## Action item
Please provide the entries below again, word for word.

## Extracted data
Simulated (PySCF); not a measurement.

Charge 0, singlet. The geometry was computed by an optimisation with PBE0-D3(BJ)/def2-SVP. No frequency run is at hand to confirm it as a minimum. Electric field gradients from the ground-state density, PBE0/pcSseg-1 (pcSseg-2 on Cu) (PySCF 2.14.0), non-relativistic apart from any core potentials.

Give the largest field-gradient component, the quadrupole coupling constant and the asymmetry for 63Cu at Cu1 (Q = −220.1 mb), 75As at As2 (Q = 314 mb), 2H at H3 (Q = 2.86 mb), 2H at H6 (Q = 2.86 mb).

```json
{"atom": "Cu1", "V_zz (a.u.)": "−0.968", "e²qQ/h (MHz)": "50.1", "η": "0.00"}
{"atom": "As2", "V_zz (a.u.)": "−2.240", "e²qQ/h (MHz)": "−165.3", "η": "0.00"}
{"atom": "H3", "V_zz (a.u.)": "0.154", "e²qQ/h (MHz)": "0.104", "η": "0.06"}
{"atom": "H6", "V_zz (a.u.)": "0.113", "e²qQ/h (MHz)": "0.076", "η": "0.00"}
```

## Exercise result
Simulated (PySCF); not a measurement.

Charge 0, singlet. The geometry was computed by an optimisation with PBE0-D3(BJ)/def2-SVP. No frequency run is at hand to confirm it as a minimum. Electric field gradients from the ground-state density, PBE0/pcSseg-1 (pcSseg-2 on Cu) (PySCF 2.14.0), non-relativistic apart from any core potentials.

Give the largest field-gradient component, the quadrupole coupling constant and the asymmetry for 63Cu at Cu1 (Q = −220.1 mb), 75As at As2 (Q = 314 mb), 2H at H3 (Q = 2.86 mb), 2H at H6 (Q = 2.86 mb).

```json
{"atom": "Cu1", "V_zz (a.u.)": "−0.968", "e²qQ/h (MHz)": "50.1", "η": "0.00"}
{"atom": "As2", "V_zz (a.u.)": "−2.240", "e²qQ/h (MHz)": "−165.3", "η": "0.00"}
{"atom": "H3", "V_zz (a.u.)": "0.154", "e²qQ/h (MHz)": "0.104", "η": "0.06"}
{"atom": "H6", "V_zz (a.u.)": "0.113", "e²qQ/h (MHz)": "0.076", "η": "0.00"}
```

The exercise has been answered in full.